▶ _Excerpted data_:

——————————

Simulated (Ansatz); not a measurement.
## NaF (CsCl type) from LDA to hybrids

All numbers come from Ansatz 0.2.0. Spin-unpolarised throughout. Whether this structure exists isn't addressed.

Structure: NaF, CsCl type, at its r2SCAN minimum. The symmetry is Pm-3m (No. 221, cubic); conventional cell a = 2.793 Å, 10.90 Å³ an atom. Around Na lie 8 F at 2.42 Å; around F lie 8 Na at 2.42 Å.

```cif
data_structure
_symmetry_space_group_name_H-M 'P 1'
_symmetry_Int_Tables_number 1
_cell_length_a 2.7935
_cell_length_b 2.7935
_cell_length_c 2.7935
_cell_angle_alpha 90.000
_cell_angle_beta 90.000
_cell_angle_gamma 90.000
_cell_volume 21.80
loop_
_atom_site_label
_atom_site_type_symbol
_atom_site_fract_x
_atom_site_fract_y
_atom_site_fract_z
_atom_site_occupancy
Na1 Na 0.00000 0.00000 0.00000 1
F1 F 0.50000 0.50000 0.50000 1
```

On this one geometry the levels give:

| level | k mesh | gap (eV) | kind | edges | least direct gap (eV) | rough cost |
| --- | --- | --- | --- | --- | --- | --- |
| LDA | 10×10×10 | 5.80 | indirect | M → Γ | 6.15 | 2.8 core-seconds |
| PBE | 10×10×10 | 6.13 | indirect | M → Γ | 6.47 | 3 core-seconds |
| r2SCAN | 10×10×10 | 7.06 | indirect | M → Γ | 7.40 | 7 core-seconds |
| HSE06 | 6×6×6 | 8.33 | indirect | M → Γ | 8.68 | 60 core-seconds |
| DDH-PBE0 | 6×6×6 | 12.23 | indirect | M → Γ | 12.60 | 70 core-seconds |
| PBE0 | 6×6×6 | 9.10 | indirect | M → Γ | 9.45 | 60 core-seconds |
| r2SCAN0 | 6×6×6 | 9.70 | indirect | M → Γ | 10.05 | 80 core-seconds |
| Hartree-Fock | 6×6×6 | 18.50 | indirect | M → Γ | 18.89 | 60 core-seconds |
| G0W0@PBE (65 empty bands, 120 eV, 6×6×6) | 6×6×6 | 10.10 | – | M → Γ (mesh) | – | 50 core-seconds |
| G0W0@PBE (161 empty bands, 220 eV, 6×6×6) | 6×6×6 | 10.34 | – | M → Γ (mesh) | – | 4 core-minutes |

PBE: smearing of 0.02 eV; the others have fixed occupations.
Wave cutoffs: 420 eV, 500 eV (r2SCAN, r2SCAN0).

——————————

▶ _Assigned task_:
From the material above, copy exactly the lines between the line holding "2.8 core-seconds |" and the line holding "80 core-seconds |", inclusive, and only those.

▶ _Exercise output_:
| LDA | 10×10×10 | 5.80 | indirect | M → Γ | 6.15 | 2.8 core-seconds |
| PBE | 10×10×10 | 6.13 | indirect | M → Γ | 6.47 | 3 core-seconds |
| r2SCAN | 10×10×10 | 7.06 | indirect | M → Γ | 7.40 | 7 core-seconds |
| HSE06 | 6×6×6 | 8.33 | indirect | M → Γ | 8.68 | 60 core-seconds |
| DDH-PBE0 | 6×6×6 | 12.23 | indirect | M → Γ | 12.60 | 70 core-seconds |
| PBE0 | 6×6×6 | 9.10 | indirect | M → Γ | 9.45 | 60 core-seconds |
| r2SCAN0 | 6×6×6 | 9.70 | indirect | M → Γ | 10.05 | 80 core-seconds |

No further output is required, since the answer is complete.